Task item: When you reach the line that contains "The run is started by" in the data below, start reproducing lines exactly, and stop after the line that contains "(2) zero (an".

Entries shown:
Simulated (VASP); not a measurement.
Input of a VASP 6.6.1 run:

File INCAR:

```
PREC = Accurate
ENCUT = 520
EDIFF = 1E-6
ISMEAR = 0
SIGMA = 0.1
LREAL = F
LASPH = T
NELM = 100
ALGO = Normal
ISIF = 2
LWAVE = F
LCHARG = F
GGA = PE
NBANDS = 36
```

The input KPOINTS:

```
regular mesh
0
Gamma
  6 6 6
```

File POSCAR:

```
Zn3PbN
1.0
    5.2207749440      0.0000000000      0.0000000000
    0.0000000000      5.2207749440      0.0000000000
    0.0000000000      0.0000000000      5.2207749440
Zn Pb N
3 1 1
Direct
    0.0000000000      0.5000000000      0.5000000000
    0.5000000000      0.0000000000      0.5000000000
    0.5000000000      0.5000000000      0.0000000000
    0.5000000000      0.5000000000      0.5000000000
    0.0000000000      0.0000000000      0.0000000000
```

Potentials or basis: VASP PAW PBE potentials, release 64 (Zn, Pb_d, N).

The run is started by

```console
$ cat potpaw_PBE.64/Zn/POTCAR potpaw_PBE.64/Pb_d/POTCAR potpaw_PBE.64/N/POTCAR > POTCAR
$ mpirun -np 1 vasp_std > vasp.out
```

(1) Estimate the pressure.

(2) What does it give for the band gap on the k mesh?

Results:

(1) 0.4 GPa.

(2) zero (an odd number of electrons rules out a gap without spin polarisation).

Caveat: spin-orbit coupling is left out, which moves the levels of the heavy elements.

Written answer:
The run is started by

```console
$ cat potpaw_PBE.64/Zn/POTCAR potpaw_PBE.64/Pb_d/POTCAR potpaw_PBE.64/N/POTCAR > POTCAR
$ mpirun -np 1 vasp_std > vasp.out
```

(1) Estimate the pressure.

(2) What does it give for the band gap on the k mesh?

Results:

(1) 0.4 GPa.

(2) zero (an odd number of electrons rules out a gap without spin polarisation).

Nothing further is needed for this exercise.